# [WORK TASK]
Going down the listing below, print exactly each line from the one with "- Conventional cell: a" up to and including the one with "Problem. X is", and skip the rest.

# [RAW DATA]
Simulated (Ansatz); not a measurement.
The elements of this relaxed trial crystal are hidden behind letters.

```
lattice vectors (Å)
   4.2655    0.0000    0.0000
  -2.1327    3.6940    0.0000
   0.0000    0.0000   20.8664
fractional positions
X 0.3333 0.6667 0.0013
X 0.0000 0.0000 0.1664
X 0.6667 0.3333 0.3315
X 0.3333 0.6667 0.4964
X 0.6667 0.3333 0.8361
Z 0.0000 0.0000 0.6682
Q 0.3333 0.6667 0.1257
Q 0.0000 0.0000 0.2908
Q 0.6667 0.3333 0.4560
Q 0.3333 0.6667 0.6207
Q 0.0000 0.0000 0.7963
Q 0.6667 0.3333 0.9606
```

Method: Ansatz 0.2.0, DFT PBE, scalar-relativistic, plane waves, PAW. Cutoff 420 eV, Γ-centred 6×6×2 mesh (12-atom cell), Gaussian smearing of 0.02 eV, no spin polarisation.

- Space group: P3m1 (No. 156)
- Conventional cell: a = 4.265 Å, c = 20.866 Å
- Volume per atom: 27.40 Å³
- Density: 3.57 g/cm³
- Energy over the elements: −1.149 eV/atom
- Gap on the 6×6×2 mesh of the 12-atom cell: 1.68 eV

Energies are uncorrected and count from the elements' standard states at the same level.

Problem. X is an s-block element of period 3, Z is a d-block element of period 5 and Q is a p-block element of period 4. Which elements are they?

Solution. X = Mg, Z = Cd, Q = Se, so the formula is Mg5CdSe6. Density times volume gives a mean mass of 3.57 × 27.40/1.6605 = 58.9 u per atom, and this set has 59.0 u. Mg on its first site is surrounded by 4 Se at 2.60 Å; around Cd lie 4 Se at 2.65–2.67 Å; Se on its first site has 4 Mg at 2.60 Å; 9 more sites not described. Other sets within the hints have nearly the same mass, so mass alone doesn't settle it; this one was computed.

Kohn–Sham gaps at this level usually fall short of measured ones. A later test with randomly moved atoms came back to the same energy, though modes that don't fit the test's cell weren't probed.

# [ANSWER SECTION]
- Conventional cell: a = 4.265 Å, c = 20.866 Å
- Volume per atom: 27.40 Å³
- Density: 3.57 g/cm³
- Energy over the elements: −1.149 eV/atom
- Gap on the 6×6×2 mesh of the 12-atom cell: 1.68 eV

Energies are uncorrected and count from the elements' standard states at the same level.

Problem. X is an s-block element of period 3, Z is a d-block element of period 5 and Q is a p-block element of period 4. Which elements are they?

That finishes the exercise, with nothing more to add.